[Required action] Print verbatim the opening line of the material and every subsequent line through the one containing "Caveats: the PAW".

[Supplied records]
-=-=-
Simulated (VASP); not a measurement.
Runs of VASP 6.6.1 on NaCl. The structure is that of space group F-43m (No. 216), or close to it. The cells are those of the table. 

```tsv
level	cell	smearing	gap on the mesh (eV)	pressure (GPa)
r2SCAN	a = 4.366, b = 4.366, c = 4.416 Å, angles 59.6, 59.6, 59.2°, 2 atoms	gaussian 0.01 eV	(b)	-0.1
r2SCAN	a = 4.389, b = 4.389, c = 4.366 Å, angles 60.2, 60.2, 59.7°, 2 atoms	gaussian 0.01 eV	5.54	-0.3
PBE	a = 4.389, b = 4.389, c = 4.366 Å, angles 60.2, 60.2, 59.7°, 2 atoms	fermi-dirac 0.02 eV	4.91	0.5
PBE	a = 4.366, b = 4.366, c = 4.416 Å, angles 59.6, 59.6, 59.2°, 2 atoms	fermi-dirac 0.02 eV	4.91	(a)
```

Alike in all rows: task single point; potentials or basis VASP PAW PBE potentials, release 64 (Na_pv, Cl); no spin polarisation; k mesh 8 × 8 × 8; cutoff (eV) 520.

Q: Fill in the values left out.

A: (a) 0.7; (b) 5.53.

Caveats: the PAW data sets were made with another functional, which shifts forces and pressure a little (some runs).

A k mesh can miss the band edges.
-=-=-

[Written reply]
Simulated (VASP); not a measurement.
Runs of VASP 6.6.1 on NaCl. The structure is that of space group F-43m (No. 216), or close to it. The cells are those of the table. 

```tsv
level	cell	smearing	gap on the mesh (eV)	pressure (GPa)
r2SCAN	a = 4.366, b = 4.366, c = 4.416 Å, angles 59.6, 59.6, 59.2°, 2 atoms	gaussian 0.01 eV	(b)	-0.1
r2SCAN	a = 4.389, b = 4.389, c = 4.366 Å, angles 60.2, 60.2, 59.7°, 2 atoms	gaussian 0.01 eV	5.54	-0.3
PBE	a = 4.389, b = 4.389, c = 4.366 Å, angles 60.2, 60.2, 59.7°, 2 atoms	fermi-dirac 0.02 eV	4.91	0.5
PBE	a = 4.366, b = 4.366, c = 4.416 Å, angles 59.6, 59.6, 59.2°, 2 atoms	fermi-dirac 0.02 eV	4.91	(a)
```

Alike in all rows: task single point; potentials or basis VASP PAW PBE potentials, release 64 (Na_pv, Cl); no spin polarisation; k mesh 8 × 8 × 8; cutoff (eV) 520.

Q: Fill in the values left out.

A: (a) 0.7; (b) 5.53.

Caveats: the PAW data sets were made with another functional, which shifts forces and pressure a little (some runs).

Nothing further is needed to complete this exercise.